• • • • •
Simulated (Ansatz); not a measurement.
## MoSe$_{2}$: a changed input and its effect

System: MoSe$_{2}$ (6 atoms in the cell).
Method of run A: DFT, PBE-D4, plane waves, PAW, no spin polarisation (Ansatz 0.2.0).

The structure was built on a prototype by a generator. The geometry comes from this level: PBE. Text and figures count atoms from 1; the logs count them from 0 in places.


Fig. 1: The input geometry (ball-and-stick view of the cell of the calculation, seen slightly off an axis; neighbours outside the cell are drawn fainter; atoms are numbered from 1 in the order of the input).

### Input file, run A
• • • • •

(REQUIRED ACTION)
A verbatim reproduction of all the records above is the expected answer.

(RESPONSE)
Simulated (Ansatz); not a measurement.
## MoSe$_{2}$: a changed input and its effect

System: MoSe$_{2}$ (6 atoms in the cell).
Method of run A: DFT, PBE-D4, plane waves, PAW, no spin polarisation (Ansatz 0.2.0).

The structure was built on a prototype by a generator. The geometry comes from this level: PBE. Text and figures count atoms from 1; the logs count them from 0 in places.


Fig. 1: The input geometry (ball-and-stick view of the cell of the calculation, seen slightly off an axis; neighbours outside the cell are drawn fainter; atoms are numbered from 1 in the order of the input).

### Input file, run A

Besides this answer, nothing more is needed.